> [GIVEN DATA]

________________________________________

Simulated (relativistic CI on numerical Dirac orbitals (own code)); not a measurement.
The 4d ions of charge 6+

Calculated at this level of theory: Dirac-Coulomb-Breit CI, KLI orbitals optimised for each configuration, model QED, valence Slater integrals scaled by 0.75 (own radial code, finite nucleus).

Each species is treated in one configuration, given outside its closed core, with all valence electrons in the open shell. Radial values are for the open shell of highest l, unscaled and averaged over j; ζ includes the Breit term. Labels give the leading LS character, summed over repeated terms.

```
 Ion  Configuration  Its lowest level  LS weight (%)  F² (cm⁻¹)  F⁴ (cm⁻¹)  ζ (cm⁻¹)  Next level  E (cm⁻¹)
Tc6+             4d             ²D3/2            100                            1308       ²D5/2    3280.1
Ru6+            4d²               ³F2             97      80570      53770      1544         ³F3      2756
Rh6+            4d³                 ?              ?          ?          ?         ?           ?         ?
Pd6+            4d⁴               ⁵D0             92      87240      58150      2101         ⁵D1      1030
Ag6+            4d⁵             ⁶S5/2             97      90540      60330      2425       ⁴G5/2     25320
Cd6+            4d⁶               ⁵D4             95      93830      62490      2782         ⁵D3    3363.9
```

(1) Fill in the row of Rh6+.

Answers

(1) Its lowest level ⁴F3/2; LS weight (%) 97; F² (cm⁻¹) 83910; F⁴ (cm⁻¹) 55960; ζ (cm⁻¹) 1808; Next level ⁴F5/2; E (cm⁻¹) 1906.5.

________________________________________

> [ASSIGNMENT]
In the data above, retype exactly and only the lines between the one holding "The 4d ions of charge 6+" and the one holding "Calculated at this", inclusive.

> [ANSWER SPACE]
The 4d ions of charge 6+

Calculated at this level of theory: Dirac-Coulomb-Breit CI, KLI orbitals optimised for each configuration, model QED, valence Slater integrals scaled by 0.75 (own radial code, finite nucleus).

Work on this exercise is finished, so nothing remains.